↓↓↓

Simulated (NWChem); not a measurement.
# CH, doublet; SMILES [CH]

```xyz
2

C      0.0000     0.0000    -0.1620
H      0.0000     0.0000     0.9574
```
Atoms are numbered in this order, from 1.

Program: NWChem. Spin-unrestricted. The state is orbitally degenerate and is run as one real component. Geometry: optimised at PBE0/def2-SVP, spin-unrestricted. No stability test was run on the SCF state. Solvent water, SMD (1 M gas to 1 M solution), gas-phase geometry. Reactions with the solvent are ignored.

↑↑↑

- **Task item**
Starting at the line above that contains "# CH, doublet; SMILES [CH]", repeat each line exactly up to and including the line that contains "Atoms are numbered in this order, from 1.", and stop there.

- **Your response**
# CH, doublet; SMILES [CH]

```xyz
2

C      0.0000     0.0000    -0.1620
H      0.0000     0.0000     0.9574
```
Atoms are numbered in this order, from 1.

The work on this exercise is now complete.